» **Work request**
Each line of the data below should be repeated exactly.

» **Excerpted records**
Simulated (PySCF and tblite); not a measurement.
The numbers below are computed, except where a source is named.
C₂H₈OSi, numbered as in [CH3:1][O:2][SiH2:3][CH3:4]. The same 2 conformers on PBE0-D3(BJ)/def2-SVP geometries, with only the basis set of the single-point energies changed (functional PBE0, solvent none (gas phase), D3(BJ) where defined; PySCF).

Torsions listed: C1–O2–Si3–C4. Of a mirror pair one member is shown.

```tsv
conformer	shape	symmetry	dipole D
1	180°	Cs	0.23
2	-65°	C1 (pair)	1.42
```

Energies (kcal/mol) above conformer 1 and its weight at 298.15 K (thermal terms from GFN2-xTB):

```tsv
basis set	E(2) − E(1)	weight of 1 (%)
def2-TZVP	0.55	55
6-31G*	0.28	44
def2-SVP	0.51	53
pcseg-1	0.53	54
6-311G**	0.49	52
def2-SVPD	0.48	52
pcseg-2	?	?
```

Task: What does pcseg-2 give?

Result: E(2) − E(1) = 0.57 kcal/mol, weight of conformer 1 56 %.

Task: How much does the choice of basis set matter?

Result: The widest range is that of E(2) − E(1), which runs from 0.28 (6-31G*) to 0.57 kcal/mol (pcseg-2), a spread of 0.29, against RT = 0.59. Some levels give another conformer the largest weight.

» **Response area**
Simulated (PySCF and tblite); not a measurement.
The numbers below are computed, except where a source is named.
C₂H₈OSi, numbered as in [CH3:1][O:2][SiH2:3][CH3:4]. The same 2 conformers on PBE0-D3(BJ)/def2-SVP geometries, with only the basis set of the single-point energies changed (functional PBE0, solvent none (gas phase), D3(BJ) where defined; PySCF).

Torsions listed: C1–O2–Si3–C4. Of a mirror pair one member is shown.

```tsv
conformer	shape	symmetry	dipole D
1	180°	Cs	0.23
2	-65°	C1 (pair)	1.42
```

Energies (kcal/mol) above conformer 1 and its weight at 298.15 K (thermal terms from GFN2-xTB):

```tsv
basis set	E(2) − E(1)	weight of 1 (%)
def2-TZVP	0.55	55
6-31G*	0.28	44
def2-SVP	0.51	53
pcseg-1	0.53	54
6-311G**	0.49	52
def2-SVPD	0.48	52
pcseg-2	?	?
```

Task: What does pcseg-2 give?

Result: E(2) − E(1) = 0.57 kcal/mol, weight of conformer 1 56 %.

Task: How much does the choice of basis set matter?

Result: The widest range is that of E(2) − E(1), which runs from 0.28 (6-31G*) to 0.57 kcal/mol (pcseg-2), a spread of 0.29, against RT = 0.59. Some levels give another conformer the largest weight.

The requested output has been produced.